(Beginning of Excerpted data)

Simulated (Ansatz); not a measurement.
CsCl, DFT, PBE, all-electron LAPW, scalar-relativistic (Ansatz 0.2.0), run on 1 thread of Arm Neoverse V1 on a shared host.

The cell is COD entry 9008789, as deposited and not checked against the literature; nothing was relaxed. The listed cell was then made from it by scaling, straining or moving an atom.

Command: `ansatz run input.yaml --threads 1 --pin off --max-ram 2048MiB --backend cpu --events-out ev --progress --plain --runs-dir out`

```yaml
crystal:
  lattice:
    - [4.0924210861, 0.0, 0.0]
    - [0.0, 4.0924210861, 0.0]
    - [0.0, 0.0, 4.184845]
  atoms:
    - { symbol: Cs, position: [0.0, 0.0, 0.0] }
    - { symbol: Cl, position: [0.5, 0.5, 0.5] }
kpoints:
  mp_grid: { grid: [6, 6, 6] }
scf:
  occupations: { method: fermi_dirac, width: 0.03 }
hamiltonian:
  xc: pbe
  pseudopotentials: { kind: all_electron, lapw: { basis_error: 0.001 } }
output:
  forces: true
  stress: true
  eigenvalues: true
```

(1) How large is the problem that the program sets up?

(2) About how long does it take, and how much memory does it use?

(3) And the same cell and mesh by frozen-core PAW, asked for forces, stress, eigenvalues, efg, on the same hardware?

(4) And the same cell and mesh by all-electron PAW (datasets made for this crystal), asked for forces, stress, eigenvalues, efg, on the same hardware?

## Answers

(End of Excerpted data)

» **Requirement**: Return the data in full, with each line kept exactly as it is.

» **Task solution**:
Simulated (Ansatz); not a measurement.
CsCl, DFT, PBE, all-electron LAPW, scalar-relativistic (Ansatz 0.2.0), run on 1 thread of Arm Neoverse V1 on a shared host.

The cell is COD entry 9008789, as deposited and not checked against the literature; nothing was relaxed. The listed cell was then made from it by scaling, straining or moving an atom.

Command: `ansatz run input.yaml --threads 1 --pin off --max-ram 2048MiB --backend cpu --events-out ev --progress --plain --runs-dir out`

```yaml
crystal:
  lattice:
    - [4.0924210861, 0.0, 0.0]
    - [0.0, 4.0924210861, 0.0]
    - [0.0, 0.0, 4.184845]
  atoms:
    - { symbol: Cs, position: [0.0, 0.0, 0.0] }
    - { symbol: Cl, position: [0.5, 0.5, 0.5] }
kpoints:
  mp_grid: { grid: [6, 6, 6] }
scf:
  occupations: { method: fermi_dirac, width: 0.03 }
hamiltonian:
  xc: pbe
  pseudopotentials: { kind: all_electron, lapw: { basis_error: 0.001 } }
output:
  forces: true
  stress: true
  eigenvalues: true
```

(1) How large is the problem that the program sets up?

(2) About how long does it take, and how much memory does it use?

(3) And the same cell and mesh by frozen-core PAW, asked for forces, stress, eigenvalues, efg, on the same hardware?

(4) And the same cell and mesh by all-electron PAW (datasets made for this crystal), asked for forces, stress, eigenvalues, efg, on the same hardware?

## Answers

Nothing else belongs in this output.